▸ Data to examine
== Segment start ==

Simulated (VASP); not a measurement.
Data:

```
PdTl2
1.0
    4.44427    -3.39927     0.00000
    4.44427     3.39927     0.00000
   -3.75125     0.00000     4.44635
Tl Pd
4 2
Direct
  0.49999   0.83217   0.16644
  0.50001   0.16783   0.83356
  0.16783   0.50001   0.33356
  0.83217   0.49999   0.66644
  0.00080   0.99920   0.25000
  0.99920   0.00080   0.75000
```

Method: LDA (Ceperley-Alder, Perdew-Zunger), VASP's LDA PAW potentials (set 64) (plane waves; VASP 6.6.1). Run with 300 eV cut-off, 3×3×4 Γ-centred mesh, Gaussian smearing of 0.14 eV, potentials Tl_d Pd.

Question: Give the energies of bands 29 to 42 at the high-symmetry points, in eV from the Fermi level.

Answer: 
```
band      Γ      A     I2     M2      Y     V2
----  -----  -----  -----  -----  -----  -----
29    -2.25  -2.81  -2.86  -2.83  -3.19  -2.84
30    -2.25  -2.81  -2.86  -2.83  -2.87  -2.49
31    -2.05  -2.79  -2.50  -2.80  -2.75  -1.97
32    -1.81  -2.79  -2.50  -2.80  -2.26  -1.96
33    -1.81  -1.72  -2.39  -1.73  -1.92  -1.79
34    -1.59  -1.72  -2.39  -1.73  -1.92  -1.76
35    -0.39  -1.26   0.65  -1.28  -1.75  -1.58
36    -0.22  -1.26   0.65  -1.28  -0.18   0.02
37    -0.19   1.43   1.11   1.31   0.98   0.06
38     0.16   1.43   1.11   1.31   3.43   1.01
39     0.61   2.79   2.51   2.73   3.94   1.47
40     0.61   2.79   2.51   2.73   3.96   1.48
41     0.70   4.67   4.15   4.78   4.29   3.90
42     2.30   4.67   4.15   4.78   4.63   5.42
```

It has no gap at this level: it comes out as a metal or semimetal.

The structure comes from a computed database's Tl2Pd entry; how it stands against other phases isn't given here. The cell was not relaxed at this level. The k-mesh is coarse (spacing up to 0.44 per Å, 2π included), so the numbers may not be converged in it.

== Segment end ==

▸ Work order
Among the records above, a stretch begins at the line containing "Question: Give the" and ends at the line containing "It has no gap". Restate that stretch word for word, and nothing else.

▸ Written solution
Question: Give the energies of bands 29 to 42 at the high-symmetry points, in eV from the Fermi level.

Answer: 
```
band      Γ      A     I2     M2      Y     V2
----  -----  -----  -----  -----  -----  -----
29    -2.25  -2.81  -2.86  -2.83  -3.19  -2.84
30    -2.25  -2.81  -2.86  -2.83  -2.87  -2.49
31    -2.05  -2.79  -2.50  -2.80  -2.75  -1.97
32    -1.81  -2.79  -2.50  -2.80  -2.26  -1.96
33    -1.81  -1.72  -2.39  -1.73  -1.92  -1.79
34    -1.59  -1.72  -2.39  -1.73  -1.92  -1.76
35    -0.39  -1.26   0.65  -1.28  -1.75  -1.58
36    -0.22  -1.26   0.65  -1.28  -0.18   0.02
37    -0.19   1.43   1.11   1.31   0.98   0.06
38     0.16   1.43   1.11   1.31   3.43   1.01
39     0.61   2.79   2.51   2.73   3.94   1.47
40     0.61   2.79   2.51   2.73   3.96   1.48
41     0.70   4.67   4.15   4.78   4.29   3.90
42     2.30   4.67   4.15   4.78   4.63   5.42
```

It has no gap at this level: it comes out as a metal or semimetal.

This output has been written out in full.